══════════════════════════════

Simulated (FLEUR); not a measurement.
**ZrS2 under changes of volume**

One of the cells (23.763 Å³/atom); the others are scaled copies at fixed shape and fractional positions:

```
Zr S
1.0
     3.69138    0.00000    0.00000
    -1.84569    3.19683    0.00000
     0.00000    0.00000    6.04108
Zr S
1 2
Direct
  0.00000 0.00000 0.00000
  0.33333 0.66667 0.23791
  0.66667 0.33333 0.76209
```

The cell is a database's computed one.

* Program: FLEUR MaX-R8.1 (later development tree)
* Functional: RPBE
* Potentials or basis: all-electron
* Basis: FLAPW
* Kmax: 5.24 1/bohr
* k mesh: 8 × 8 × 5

══════════════════════════════

_Work request:_
Every line of the listing above is to be set down again without any change.

_Answer area:_
Simulated (FLEUR); not a measurement.
**ZrS2 under changes of volume**

One of the cells (23.763 Å³/atom); the others are scaled copies at fixed shape and fractional positions:

```
Zr S
1.0
     3.69138    0.00000    0.00000
    -1.84569    3.19683    0.00000
     0.00000    0.00000    6.04108
Zr S
1 2
Direct
  0.00000 0.00000 0.00000
  0.33333 0.66667 0.23791
  0.66667 0.33333 0.76209
```

The cell is a database's computed one.

* Program: FLEUR MaX-R8.1 (later development tree)
* Functional: RPBE
* Potentials or basis: all-electron
* Basis: FLAPW
* Kmax: 5.24 1/bohr
* k mesh: 8 × 8 × 5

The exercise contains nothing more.